● **WORK TASK**:
Down to the last character, write out the records below.

RECORDS PROVIDED START

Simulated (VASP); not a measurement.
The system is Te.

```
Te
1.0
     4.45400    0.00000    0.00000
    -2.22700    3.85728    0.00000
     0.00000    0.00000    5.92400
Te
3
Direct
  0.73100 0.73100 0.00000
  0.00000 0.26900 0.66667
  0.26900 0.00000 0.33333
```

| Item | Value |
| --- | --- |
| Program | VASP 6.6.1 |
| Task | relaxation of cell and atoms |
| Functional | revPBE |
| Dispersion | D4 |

RECORDS PROVIDED END

● **ANSWER SECTION**:
Simulated (VASP); not a measurement.
The system is Te.

```
Te
1.0
     4.45400    0.00000    0.00000
    -2.22700    3.85728    0.00000
     0.00000    0.00000    5.92400
Te
3
Direct
  0.73100 0.73100 0.00000
  0.00000 0.26900 0.66667
  0.26900 0.00000 0.33333
```

| Item | Value |
| --- | --- |
| Program | VASP 6.6.1 |
| Task | relaxation of cell and atoms |
| Functional | revPBE |
| Dispersion | D4 |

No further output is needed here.